## WORK ITEM
Lift out, unaltered, the lines of the material below between the line holding "The jump length" and the line holding "Problem. Fit a", counting both.

^^^^^^^^^^^^^^^^

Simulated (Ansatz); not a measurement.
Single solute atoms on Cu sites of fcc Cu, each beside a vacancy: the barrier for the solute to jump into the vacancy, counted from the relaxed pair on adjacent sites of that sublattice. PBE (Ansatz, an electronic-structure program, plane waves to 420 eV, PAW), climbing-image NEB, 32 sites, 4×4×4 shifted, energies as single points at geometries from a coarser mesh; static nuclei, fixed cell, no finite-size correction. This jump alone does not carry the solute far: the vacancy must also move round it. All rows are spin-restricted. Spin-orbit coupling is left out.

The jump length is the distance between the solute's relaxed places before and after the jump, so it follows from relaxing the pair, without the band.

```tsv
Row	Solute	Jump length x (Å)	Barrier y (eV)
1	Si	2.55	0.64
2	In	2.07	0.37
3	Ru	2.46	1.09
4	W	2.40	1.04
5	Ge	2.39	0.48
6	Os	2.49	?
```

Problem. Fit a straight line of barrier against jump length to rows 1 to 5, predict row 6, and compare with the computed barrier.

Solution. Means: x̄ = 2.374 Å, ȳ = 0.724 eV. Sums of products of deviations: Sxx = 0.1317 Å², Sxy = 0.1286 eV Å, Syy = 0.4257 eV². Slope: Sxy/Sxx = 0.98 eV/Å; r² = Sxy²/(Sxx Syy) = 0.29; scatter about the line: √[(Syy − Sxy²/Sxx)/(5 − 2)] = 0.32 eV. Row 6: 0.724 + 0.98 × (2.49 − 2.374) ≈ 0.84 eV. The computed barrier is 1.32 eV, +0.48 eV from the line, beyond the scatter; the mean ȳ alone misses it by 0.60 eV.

^^^^^^^^^^^^^^^^

## WRITTEN RESPONSE
The jump length is the distance between the solute's relaxed places before and after the jump, so it follows from relaxing the pair, without the band.

```tsv
Row	Solute	Jump length x (Å)	Barrier y (eV)
1	Si	2.55	0.64
2	In	2.07	0.37
3	Ru	2.46	1.09
4	W	2.40	1.04
5	Ge	2.39	0.48
6	Os	2.49	?
```

Problem. Fit a straight line of barrier against jump length to rows 1 to 5, predict row 6, and compare with the computed barrier.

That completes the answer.